*** Block opens ***

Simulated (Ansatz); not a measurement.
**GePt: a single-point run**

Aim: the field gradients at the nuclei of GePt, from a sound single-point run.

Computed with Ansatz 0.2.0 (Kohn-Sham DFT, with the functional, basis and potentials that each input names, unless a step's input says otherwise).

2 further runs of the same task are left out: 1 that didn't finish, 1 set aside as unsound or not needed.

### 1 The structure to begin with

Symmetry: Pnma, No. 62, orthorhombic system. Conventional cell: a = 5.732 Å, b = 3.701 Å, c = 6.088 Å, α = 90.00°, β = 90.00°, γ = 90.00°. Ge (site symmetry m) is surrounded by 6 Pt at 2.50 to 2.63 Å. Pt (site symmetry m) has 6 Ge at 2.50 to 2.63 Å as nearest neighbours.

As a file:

*** Block closes ***

(Work instruction):
The response has to contain every record shown above, unaltered and complete.

(Solution):
Simulated (Ansatz); not a measurement.
**GePt: a single-point run**

Aim: the field gradients at the nuclei of GePt, from a sound single-point run.

Computed with Ansatz 0.2.0 (Kohn-Sham DFT, with the functional, basis and potentials that each input names, unless a step's input says otherwise).

2 further runs of the same task are left out: 1 that didn't finish, 1 set aside as unsound or not needed.

### 1 The structure to begin with

Symmetry: Pnma, No. 62, orthorhombic system. Conventional cell: a = 5.732 Å, b = 3.701 Å, c = 6.088 Å, α = 90.00°, β = 90.00°, γ = 90.00°. Ge (site symmetry m) is surrounded by 6 Pt at 2.50 to 2.63 Å. Pt (site symmetry m) has 6 Ge at 2.50 to 2.63 Å as nearest neighbours.

As a file:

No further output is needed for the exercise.